> _ASSIGNMENT_
Extract exactly those lines that lie between the start of the material and the line with "Base calculation: Dirac-Coulomb-Breit", including both boundary lines and no others.

◆ ◆ ◆ ◆ ◆ ◆ ◆
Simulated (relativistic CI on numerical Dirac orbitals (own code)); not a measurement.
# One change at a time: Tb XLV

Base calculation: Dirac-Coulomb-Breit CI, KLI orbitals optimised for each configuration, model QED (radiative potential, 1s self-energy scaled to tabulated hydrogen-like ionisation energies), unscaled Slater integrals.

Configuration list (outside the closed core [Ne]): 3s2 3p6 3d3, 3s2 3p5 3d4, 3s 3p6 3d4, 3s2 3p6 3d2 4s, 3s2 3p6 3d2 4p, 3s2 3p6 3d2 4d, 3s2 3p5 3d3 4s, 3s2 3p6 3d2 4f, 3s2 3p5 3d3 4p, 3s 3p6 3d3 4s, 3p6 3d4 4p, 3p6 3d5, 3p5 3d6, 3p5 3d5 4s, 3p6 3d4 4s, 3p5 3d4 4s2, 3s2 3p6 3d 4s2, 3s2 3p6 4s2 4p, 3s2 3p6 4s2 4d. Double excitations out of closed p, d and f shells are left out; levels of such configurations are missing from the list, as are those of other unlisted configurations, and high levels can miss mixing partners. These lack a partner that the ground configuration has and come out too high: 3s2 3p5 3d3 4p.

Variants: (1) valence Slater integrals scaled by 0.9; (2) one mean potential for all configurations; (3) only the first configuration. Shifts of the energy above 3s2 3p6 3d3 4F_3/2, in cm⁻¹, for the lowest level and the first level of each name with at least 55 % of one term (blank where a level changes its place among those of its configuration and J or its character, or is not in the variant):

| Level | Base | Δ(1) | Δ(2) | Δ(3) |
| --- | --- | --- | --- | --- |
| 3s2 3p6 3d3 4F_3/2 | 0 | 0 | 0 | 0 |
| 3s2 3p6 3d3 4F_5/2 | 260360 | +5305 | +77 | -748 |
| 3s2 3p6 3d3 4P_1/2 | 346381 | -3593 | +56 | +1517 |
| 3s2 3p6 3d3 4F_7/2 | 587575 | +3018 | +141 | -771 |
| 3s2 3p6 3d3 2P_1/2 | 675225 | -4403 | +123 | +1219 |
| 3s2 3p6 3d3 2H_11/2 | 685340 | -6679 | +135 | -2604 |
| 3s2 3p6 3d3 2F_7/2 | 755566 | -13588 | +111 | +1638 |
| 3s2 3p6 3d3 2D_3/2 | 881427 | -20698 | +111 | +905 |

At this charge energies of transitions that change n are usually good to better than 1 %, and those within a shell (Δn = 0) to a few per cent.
◆ ◆ ◆ ◆ ◆ ◆ ◆

> _EXERCISE RESULT_
Simulated (relativistic CI on numerical Dirac orbitals (own code)); not a measurement.
# One change at a time: Tb XLV

Base calculation: Dirac-Coulomb-Breit CI, KLI orbitals optimised for each configuration, model QED (radiative potential, 1s self-energy scaled to tabulated hydrogen-like ionisation energies), unscaled Slater integrals.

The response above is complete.